◆ Requirement: Repeat the records below line by line, exactly, finishing on the line that contains "Two levels are".

◆ Records provided:
= = = =

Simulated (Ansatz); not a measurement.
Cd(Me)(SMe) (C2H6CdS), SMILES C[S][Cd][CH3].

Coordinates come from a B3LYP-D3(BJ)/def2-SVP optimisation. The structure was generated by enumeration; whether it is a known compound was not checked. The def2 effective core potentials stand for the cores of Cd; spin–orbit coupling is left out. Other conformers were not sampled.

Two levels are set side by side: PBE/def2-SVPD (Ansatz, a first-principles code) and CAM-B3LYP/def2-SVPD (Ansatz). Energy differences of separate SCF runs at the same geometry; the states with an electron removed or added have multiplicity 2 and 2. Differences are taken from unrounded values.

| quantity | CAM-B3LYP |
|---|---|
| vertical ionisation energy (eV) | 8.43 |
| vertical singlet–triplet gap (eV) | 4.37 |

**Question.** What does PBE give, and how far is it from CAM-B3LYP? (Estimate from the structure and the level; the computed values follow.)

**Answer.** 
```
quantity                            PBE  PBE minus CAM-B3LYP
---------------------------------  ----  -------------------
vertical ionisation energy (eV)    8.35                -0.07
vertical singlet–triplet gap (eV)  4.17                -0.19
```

= = = =

◆ Written response:
Simulated (Ansatz); not a measurement.
Cd(Me)(SMe) (C2H6CdS), SMILES C[S][Cd][CH3].

Coordinates come from a B3LYP-D3(BJ)/def2-SVP optimisation. The structure was generated by enumeration; whether it is a known compound was not checked. The def2 effective core potentials stand for the cores of Cd; spin–orbit coupling is left out. Other conformers were not sampled.

Two levels are set side by side: PBE/def2-SVPD (Ansatz, a first-principles code) and CAM-B3LYP/def2-SVPD (Ansatz). Energy differences of separate SCF runs at the same geometry; the states with an electron removed or added have multiplicity 2 and 2. Differences are taken from unrounded values.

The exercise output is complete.